The data below holds the lines to copy: everything from the line containing "Question: One run" to the line containing "Caveats: the PAW", both ends included, set down exactly.

--- START ---

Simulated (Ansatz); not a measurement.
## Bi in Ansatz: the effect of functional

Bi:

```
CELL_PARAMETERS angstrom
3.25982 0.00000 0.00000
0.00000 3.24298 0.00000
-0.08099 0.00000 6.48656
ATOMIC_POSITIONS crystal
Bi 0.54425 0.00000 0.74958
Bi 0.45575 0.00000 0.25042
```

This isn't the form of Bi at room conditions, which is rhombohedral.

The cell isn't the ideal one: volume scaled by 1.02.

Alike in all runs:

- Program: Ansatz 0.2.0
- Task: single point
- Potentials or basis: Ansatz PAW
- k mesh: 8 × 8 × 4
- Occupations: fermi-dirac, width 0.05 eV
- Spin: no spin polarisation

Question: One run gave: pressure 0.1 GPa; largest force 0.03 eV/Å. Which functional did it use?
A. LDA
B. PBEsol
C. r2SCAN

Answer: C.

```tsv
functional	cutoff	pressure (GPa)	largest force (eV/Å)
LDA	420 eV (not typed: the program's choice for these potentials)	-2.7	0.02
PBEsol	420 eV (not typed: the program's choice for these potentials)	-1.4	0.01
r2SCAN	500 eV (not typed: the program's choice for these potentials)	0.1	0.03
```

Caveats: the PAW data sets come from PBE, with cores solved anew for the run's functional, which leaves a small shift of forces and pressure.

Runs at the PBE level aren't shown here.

--- END ---

■ **TASK SOLUTION**:
Question: One run gave: pressure 0.1 GPa; largest force 0.03 eV/Å. Which functional did it use?
A. LDA
B. PBEsol
C. r2SCAN

Answer: C.

```tsv
functional	cutoff	pressure (GPa)	largest force (eV/Å)
LDA	420 eV (not typed: the program's choice for these potentials)	-2.7	0.02
PBEsol	420 eV (not typed: the program's choice for these potentials)	-1.4	0.01
r2SCAN	500 eV (not typed: the program's choice for these potentials)	0.1	0.03
```

Caveats: the PAW data sets come from PBE, with cores solved anew for the run's functional, which leaves a small shift of forces and pressure.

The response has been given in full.